┏━━
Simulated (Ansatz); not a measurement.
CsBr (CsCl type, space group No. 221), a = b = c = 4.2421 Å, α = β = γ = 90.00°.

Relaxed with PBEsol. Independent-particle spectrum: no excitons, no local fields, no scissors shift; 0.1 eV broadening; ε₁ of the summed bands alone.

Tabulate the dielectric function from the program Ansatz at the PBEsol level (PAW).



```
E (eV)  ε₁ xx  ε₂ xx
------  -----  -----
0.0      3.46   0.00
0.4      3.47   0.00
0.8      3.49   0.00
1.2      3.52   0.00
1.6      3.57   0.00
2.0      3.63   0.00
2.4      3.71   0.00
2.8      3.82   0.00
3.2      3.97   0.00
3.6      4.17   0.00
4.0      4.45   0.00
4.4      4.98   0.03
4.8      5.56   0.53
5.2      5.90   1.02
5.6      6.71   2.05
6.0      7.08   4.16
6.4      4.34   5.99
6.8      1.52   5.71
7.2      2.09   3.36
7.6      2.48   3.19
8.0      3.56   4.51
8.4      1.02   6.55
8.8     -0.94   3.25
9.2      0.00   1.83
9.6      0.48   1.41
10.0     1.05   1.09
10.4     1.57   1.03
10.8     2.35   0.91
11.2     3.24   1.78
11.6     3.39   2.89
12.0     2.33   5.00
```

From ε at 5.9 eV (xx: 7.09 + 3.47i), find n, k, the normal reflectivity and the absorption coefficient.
┗━━

Task item:
Print exactly the lines from the beginning of the entries through the line with "Relaxed with PBEsol.". Output nothing more.

Response box:
Simulated (Ansatz); not a measurement.
CsBr (CsCl type, space group No. 221), a = b = c = 4.2421 Å, α = β = γ = 90.00°.

Relaxed with PBEsol. Independent-particle spectrum: no excitons, no local fields, no scissors shift; 0.1 eV broadening; ε₁ of the summed bands alone.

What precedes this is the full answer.